* * * * *
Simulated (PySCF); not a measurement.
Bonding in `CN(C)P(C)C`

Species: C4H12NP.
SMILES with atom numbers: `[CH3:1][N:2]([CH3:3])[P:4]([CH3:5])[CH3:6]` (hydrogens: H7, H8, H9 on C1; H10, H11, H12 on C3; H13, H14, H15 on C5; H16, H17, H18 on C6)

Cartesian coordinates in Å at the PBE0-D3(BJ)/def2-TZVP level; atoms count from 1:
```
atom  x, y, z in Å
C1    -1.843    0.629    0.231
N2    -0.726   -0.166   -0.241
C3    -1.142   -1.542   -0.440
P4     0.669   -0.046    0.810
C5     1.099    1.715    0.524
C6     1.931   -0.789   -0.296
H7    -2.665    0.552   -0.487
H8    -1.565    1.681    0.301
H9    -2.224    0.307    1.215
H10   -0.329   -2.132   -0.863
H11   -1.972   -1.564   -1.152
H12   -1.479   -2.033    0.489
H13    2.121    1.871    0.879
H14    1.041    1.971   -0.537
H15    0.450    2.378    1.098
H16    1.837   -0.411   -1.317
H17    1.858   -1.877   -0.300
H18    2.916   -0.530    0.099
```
* * * * *

● **WORK ORDER**
Every entry needs to be copied exactly as it was written.

● **PROBLEM SOLUTION**
Simulated (PySCF); not a measurement.
Bonding in `CN(C)P(C)C`

Species: C4H12NP.
SMILES with atom numbers: `[CH3:1][N:2]([CH3:3])[P:4]([CH3:5])[CH3:6]` (hydrogens: H7, H8, H9 on C1; H10, H11, H12 on C3; H13, H14, H15 on C5; H16, H17, H18 on C6)

Cartesian coordinates in Å at the PBE0-D3(BJ)/def2-TZVP level; atoms count from 1:
```
atom  x, y, z in Å
C1    -1.843    0.629    0.231
N2    -0.726   -0.166   -0.241
C3    -1.142   -1.542   -0.440
P4     0.669   -0.046    0.810
C5     1.099    1.715    0.524
C6     1.931   -0.789   -0.296
H7    -2.665    0.552   -0.487
H8    -1.565    1.681    0.301
H9    -2.224    0.307    1.215
H10   -0.329   -2.132   -0.863
H11   -1.972   -1.564   -1.152
H12   -1.479   -2.033    0.489
H13    2.121    1.871    0.879
H14    1.041    1.971   -0.537
H15    0.450    2.378    1.098
H16    1.837   -0.411   -1.317
H17    1.858   -1.877   -0.300
H18    2.916   -0.530    0.099
```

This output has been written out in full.